• **Required action**
In the listing beneath this line, copy exactly the lines starting with the one containing "A ball-and-stick model, seen" and going on through the one containing "Summarise the run.".

════════

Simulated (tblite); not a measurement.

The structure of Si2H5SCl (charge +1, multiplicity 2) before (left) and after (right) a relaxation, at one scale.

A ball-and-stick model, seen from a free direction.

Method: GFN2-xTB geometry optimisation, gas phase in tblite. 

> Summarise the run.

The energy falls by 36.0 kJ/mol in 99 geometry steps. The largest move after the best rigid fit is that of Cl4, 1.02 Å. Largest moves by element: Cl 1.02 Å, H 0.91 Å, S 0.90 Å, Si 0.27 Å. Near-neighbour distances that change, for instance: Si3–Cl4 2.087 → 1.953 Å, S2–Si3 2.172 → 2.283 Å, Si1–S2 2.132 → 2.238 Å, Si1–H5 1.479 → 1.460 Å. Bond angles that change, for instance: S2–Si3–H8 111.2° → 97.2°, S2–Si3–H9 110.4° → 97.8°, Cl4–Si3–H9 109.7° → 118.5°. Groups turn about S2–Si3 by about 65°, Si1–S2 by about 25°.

════════

• **Exercise output**
A ball-and-stick model, seen from a free direction.

Method: GFN2-xTB geometry optimisation, gas phase in tblite. 

> Summarise the run.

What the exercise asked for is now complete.